::::
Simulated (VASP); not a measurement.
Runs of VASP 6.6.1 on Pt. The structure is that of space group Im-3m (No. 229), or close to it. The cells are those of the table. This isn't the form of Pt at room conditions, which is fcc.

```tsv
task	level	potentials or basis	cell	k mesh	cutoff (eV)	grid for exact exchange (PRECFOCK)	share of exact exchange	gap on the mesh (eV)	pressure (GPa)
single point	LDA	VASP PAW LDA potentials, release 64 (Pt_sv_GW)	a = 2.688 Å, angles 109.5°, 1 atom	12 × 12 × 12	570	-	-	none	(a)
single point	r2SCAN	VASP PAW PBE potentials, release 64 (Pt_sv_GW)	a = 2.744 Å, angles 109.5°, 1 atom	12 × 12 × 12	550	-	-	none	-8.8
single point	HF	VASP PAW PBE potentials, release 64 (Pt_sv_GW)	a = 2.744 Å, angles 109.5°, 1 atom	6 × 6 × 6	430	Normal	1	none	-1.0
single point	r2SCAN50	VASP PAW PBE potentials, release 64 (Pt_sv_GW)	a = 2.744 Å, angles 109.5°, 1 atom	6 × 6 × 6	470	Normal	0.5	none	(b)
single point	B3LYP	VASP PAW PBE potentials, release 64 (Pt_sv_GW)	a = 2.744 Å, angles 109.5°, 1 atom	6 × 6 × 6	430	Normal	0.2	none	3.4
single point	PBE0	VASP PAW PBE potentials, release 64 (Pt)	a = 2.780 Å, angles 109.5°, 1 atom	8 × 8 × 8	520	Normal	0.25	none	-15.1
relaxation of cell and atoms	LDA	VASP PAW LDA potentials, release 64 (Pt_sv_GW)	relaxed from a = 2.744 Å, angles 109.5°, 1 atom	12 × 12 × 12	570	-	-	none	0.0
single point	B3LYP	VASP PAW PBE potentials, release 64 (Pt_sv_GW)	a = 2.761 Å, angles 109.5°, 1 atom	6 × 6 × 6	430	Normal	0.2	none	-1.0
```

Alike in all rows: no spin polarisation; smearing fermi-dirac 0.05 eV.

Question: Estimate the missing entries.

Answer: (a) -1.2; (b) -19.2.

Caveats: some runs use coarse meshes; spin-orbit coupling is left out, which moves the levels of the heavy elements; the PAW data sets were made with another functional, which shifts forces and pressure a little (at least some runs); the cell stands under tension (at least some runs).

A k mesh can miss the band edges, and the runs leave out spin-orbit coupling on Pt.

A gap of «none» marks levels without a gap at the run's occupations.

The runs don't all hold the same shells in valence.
::::

Word for word, reproduce the lines of the listing from the first one through the line containing "Answer: (a) -1.2; (b) -19.2.", and no more.

Simulated (VASP); not a measurement.
Runs of VASP 6.6.1 on Pt. The structure is that of space group Im-3m (No. 229), or close to it. The cells are those of the table. This isn't the form of Pt at room conditions, which is fcc.

```tsv
task	level	potentials or basis	cell	k mesh	cutoff (eV)	grid for exact exchange (PRECFOCK)	share of exact exchange	gap on the mesh (eV)	pressure (GPa)
single point	LDA	VASP PAW LDA potentials, release 64 (Pt_sv_GW)	a = 2.688 Å, angles 109.5°, 1 atom	12 × 12 × 12	570	-	-	none	(a)
single point	r2SCAN	VASP PAW PBE potentials, release 64 (Pt_sv_GW)	a = 2.744 Å, angles 109.5°, 1 atom	12 × 12 × 12	550	-	-	none	-8.8
single point	HF	VASP PAW PBE potentials, release 64 (Pt_sv_GW)	a = 2.744 Å, angles 109.5°, 1 atom	6 × 6 × 6	430	Normal	1	none	-1.0
single point	r2SCAN50	VASP PAW PBE potentials, release 64 (Pt_sv_GW)	a = 2.744 Å, angles 109.5°, 1 atom	6 × 6 × 6	470	Normal	0.5	none	(b)
single point	B3LYP	VASP PAW PBE potentials, release 64 (Pt_sv_GW)	a = 2.744 Å, angles 109.5°, 1 atom	6 × 6 × 6	430	Normal	0.2	none	3.4
single point	PBE0	VASP PAW PBE potentials, release 64 (Pt)	a = 2.780 Å, angles 109.5°, 1 atom	8 × 8 × 8	520	Normal	0.25	none	-15.1
relaxation of cell and atoms	LDA	VASP PAW LDA potentials, release 64 (Pt_sv_GW)	relaxed from a = 2.744 Å, angles 109.5°, 1 atom	12 × 12 × 12	570	-	-	none	0.0
single point	B3LYP	VASP PAW PBE potentials, release 64 (Pt_sv_GW)	a = 2.761 Å, angles 109.5°, 1 atom	6 × 6 × 6	430	Normal	0.2	none	-1.0
```

Alike in all rows: no spin polarisation; smearing fermi-dirac 0.05 eV.

Question: Estimate the missing entries.

Answer: (a) -1.2; (b) -19.2.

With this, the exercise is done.